** Work instruction **
When the line containing "Question: List the levels at K" appears in the entries below, begin printing there and stop after the line containing "Question: What is the band gap?"; print each of those lines exactly and no other line.

** Raw data **
═══
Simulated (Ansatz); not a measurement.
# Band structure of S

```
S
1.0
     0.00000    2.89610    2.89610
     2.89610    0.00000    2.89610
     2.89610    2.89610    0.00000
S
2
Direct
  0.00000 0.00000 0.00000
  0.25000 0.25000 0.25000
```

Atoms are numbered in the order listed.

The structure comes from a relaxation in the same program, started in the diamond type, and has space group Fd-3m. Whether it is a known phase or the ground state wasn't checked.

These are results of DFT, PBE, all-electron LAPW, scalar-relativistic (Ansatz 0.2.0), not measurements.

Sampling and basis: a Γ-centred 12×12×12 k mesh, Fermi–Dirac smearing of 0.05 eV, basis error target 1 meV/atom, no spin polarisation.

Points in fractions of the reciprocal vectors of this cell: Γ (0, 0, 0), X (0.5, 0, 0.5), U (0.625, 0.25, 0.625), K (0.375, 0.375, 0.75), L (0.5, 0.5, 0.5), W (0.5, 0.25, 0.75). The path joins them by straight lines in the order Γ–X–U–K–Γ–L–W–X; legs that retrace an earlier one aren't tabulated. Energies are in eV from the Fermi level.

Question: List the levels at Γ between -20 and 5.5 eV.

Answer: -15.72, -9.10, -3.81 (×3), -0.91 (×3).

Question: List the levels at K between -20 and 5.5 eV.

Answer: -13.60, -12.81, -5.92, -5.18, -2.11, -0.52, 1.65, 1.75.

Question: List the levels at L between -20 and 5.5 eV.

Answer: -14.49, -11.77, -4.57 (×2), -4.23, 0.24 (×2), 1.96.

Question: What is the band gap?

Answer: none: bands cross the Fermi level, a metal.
═══

** Exercise solution **
Question: List the levels at K between -20 and 5.5 eV.

Answer: -13.60, -12.81, -5.92, -5.18, -2.11, -0.52, 1.65, 1.75.

Question: List the levels at L between -20 and 5.5 eV.

Answer: -14.49, -11.77, -4.57 (×2), -4.23, 0.24 (×2), 1.96.

Question: What is the band gap?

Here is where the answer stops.